### Work instruction:
A word-for-word transcription of the data below is required.

# # #

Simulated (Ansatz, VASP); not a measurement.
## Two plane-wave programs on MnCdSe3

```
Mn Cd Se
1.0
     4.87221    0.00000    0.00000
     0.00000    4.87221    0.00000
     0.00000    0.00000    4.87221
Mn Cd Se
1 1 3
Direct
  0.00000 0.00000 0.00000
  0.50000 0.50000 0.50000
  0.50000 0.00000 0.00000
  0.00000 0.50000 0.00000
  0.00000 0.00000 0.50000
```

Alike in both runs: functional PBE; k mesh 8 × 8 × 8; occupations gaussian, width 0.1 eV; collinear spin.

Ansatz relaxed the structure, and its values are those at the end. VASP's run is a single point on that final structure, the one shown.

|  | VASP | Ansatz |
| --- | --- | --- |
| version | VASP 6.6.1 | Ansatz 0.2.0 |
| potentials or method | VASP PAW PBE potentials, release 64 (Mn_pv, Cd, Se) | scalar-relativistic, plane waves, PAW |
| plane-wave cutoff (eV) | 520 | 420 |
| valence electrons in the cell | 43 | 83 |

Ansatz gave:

# # #

### Exercise answer:
Simulated (Ansatz, VASP); not a measurement.
## Two plane-wave programs on MnCdSe3

```
Mn Cd Se
1.0
     4.87221    0.00000    0.00000
     0.00000    4.87221    0.00000
     0.00000    0.00000    4.87221
Mn Cd Se
1 1 3
Direct
  0.00000 0.00000 0.00000
  0.50000 0.50000 0.50000
  0.50000 0.00000 0.00000
  0.00000 0.50000 0.00000
  0.00000 0.00000 0.50000
```

Alike in both runs: functional PBE; k mesh 8 × 8 × 8; occupations gaussian, width 0.1 eV; collinear spin.

Ansatz relaxed the structure, and its values are those at the end. VASP's run is a single point on that final structure, the one shown.

|  | VASP | Ansatz |
| --- | --- | --- |
| version | VASP 6.6.1 | Ansatz 0.2.0 |
| potentials or method | VASP PAW PBE potentials, release 64 (Mn_pv, Cd, Se) | scalar-relativistic, plane waves, PAW |
| plane-wave cutoff (eV) | 520 | 420 |
| valence electrons in the cell | 43 | 83 |

Ansatz gave:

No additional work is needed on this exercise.